----------------

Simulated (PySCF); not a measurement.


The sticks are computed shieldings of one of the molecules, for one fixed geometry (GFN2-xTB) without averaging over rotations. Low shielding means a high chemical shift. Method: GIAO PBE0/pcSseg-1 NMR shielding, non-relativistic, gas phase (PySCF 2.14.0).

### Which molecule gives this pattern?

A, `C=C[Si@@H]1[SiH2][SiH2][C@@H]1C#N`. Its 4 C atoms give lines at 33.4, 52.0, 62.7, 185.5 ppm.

----------------

▸ **ACTIVITY**
In full and verbatim, repeat the records given above.

▸ **YOUR RESPONSE**
Simulated (PySCF); not a measurement.


The sticks are computed shieldings of one of the molecules, for one fixed geometry (GFN2-xTB) without averaging over rotations. Low shielding means a high chemical shift. Method: GIAO PBE0/pcSseg-1 NMR shielding, non-relativistic, gas phase (PySCF 2.14.0).

### Which molecule gives this pattern?

A, `C=C[Si@@H]1[SiH2][SiH2][C@@H]1C#N`. Its 4 C atoms give lines at 33.4, 52.0, 62.7, 185.5 ppm.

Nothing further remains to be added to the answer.